» Task item:
Exact repetition of the whole listing is what this exercise asks for.

───

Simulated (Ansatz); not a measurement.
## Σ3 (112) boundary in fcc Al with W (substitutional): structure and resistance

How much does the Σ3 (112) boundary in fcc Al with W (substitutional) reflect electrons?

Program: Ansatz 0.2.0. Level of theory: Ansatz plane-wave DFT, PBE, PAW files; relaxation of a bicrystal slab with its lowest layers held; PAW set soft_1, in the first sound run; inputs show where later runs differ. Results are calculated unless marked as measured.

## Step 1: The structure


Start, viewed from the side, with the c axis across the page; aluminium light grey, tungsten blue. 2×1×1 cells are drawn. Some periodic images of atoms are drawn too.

───

» Written answer:
Simulated (Ansatz); not a measurement.
## Σ3 (112) boundary in fcc Al with W (substitutional): structure and resistance

How much does the Σ3 (112) boundary in fcc Al with W (substitutional) reflect electrons?

Program: Ansatz 0.2.0. Level of theory: Ansatz plane-wave DFT, PBE, PAW files; relaxation of a bicrystal slab with its lowest layers held; PAW set soft_1, in the first sound run; inputs show where later runs differ. Results are calculated unless marked as measured.

## Step 1: The structure


Start, viewed from the side, with the c axis across the page; aluminium light grey, tungsten blue. 2×1×1 cells are drawn. Some periodic images of atoms are drawn too.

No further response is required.